#### Supplied information
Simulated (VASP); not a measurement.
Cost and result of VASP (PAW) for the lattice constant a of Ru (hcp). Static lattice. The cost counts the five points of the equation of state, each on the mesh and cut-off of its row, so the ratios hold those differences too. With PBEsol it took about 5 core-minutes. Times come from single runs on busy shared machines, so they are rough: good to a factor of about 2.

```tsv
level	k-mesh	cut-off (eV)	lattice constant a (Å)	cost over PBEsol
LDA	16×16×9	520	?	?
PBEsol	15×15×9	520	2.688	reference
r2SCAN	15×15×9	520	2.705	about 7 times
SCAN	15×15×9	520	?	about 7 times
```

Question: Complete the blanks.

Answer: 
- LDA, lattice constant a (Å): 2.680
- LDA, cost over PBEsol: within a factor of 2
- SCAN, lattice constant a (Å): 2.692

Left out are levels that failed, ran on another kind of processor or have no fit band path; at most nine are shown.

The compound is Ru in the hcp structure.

#### Work task
With no alteration of any kind, give the data again in full.

#### Exercise response
Simulated (VASP); not a measurement.
Cost and result of VASP (PAW) for the lattice constant a of Ru (hcp). Static lattice. The cost counts the five points of the equation of state, each on the mesh and cut-off of its row, so the ratios hold those differences too. With PBEsol it took about 5 core-minutes. Times come from single runs on busy shared machines, so they are rough: good to a factor of about 2.

```tsv
level	k-mesh	cut-off (eV)	lattice constant a (Å)	cost over PBEsol
LDA	16×16×9	520	?	?
PBEsol	15×15×9	520	2.688	reference
r2SCAN	15×15×9	520	2.705	about 7 times
SCAN	15×15×9	520	?	about 7 times
```

Question: Complete the blanks.

Answer: 
- LDA, lattice constant a (Å): 2.680
- LDA, cost over PBEsol: within a factor of 2
- SCAN, lattice constant a (Å): 2.692

Left out are levels that failed, ran on another kind of processor or have no fit band path; at most nine are shown.

The compound is Ru in the hcp structure.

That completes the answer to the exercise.